## EXCERPTED RECORDS
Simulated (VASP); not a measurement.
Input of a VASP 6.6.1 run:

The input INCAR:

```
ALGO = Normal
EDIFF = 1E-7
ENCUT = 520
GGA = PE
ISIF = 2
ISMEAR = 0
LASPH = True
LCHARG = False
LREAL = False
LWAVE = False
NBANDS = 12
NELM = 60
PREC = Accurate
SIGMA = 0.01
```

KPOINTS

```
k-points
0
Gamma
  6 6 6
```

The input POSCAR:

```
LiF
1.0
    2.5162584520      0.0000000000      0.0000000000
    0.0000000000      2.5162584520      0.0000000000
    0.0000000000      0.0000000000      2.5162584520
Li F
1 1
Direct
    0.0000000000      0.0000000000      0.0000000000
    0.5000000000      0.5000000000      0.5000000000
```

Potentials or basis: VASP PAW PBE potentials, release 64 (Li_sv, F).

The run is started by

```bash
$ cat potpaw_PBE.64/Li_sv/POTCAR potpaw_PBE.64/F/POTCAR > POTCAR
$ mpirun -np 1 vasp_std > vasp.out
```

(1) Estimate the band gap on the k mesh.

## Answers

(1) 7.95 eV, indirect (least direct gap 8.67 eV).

## ACTIVITY
Transcribe each entry. Leave nothing out.

## ANSWER SPACE
Simulated (VASP); not a measurement.
Input of a VASP 6.6.1 run:

The input INCAR:

```
ALGO = Normal
EDIFF = 1E-7
ENCUT = 520
GGA = PE
ISIF = 2
ISMEAR = 0
LASPH = True
LCHARG = False
LREAL = False
LWAVE = False
NBANDS = 12
NELM = 60
PREC = Accurate
SIGMA = 0.01
```

KPOINTS

```
k-points
0
Gamma
  6 6 6
```

The input POSCAR:

```
LiF
1.0
    2.5162584520      0.0000000000      0.0000000000
    0.0000000000      2.5162584520      0.0000000000
    0.0000000000      0.0000000000      2.5162584520
Li F
1 1
Direct
    0.0000000000      0.0000000000      0.0000000000
    0.5000000000      0.5000000000      0.5000000000
```

Potentials or basis: VASP PAW PBE potentials, release 64 (Li_sv, F).

The run is started by

```bash
$ cat potpaw_PBE.64/Li_sv/POTCAR potpaw_PBE.64/F/POTCAR > POTCAR
$ mpirun -np 1 vasp_std > vasp.out
```

(1) Estimate the band gap on the k mesh.

## Answers

(1) 7.95 eV, indirect (least direct gap 8.67 eV).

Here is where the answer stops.